ENTRIES PROVIDED –
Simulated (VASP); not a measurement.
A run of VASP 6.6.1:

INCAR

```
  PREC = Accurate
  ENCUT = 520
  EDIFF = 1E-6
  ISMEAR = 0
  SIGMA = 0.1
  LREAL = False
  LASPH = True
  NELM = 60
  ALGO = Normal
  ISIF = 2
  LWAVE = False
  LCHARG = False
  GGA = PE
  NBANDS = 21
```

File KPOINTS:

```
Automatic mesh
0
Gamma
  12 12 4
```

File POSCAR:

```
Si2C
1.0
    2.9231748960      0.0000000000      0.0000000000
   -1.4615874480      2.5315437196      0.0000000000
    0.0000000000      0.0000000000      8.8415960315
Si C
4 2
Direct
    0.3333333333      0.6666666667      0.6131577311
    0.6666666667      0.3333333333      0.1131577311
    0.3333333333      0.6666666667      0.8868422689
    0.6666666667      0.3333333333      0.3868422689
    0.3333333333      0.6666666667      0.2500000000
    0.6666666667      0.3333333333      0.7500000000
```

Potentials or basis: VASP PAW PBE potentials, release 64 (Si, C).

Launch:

WORK ORDER –
Starting with the first line of the data above, copy each line exactly until you reach the line with "Potentials or basis: VASP"; include that line as well.

TASK ANSWER –
Simulated (VASP); not a measurement.
A run of VASP 6.6.1:

INCAR

```
  PREC = Accurate
  ENCUT = 520
  EDIFF = 1E-6
  ISMEAR = 0
  SIGMA = 0.1
  LREAL = False
  LASPH = True
  NELM = 60
  ALGO = Normal
  ISIF = 2
  LWAVE = False
  LCHARG = False
  GGA = PE
  NBANDS = 21
```

File KPOINTS:

```
Automatic mesh
0
Gamma
  12 12 4
```

File POSCAR:

```
Si2C
1.0
    2.9231748960      0.0000000000      0.0000000000
   -1.4615874480      2.5315437196      0.0000000000
    0.0000000000      0.0000000000      8.8415960315
Si C
4 2
Direct
    0.3333333333      0.6666666667      0.6131577311
    0.6666666667      0.3333333333      0.1131577311
    0.3333333333      0.6666666667      0.8868422689
    0.6666666667      0.3333333333      0.3868422689
    0.3333333333      0.6666666667      0.2500000000
    0.6666666667      0.3333333333      0.7500000000
```

Potentials or basis: VASP PAW PBE potentials, release 64 (Si, C).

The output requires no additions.